**WORK INSTRUCTION:** Write the listing out again in full. Every character must match.

**EXCERPTED RECORDS:**
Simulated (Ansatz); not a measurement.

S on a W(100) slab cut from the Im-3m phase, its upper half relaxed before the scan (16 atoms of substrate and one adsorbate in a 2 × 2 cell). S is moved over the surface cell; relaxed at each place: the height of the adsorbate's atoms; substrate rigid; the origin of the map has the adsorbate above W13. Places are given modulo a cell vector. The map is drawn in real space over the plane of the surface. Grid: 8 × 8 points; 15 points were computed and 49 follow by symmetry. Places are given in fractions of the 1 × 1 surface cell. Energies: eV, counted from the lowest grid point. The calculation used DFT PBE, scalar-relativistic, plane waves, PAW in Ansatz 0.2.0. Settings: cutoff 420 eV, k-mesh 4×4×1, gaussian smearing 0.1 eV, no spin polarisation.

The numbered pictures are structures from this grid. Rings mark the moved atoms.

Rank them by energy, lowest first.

**YOUR RESPONSE:**
Simulated (Ansatz); not a measurement.

S on a W(100) slab cut from the Im-3m phase, its upper half relaxed before the scan (16 atoms of substrate and one adsorbate in a 2 × 2 cell). S is moved over the surface cell; relaxed at each place: the height of the adsorbate's atoms; substrate rigid; the origin of the map has the adsorbate above W13. Places are given modulo a cell vector. The map is drawn in real space over the plane of the surface. Grid: 8 × 8 points; 15 points were computed and 49 follow by symmetry. Places are given in fractions of the 1 × 1 surface cell. Energies: eV, counted from the lowest grid point. The calculation used DFT PBE, scalar-relativistic, plane waves, PAW in Ansatz 0.2.0. Settings: cutoff 420 eV, k-mesh 4×4×1, gaussian smearing 0.1 eV, no spin polarisation.

The numbered pictures are structures from this grid. Rings mark the moved atoms.

Rank them by energy, lowest first.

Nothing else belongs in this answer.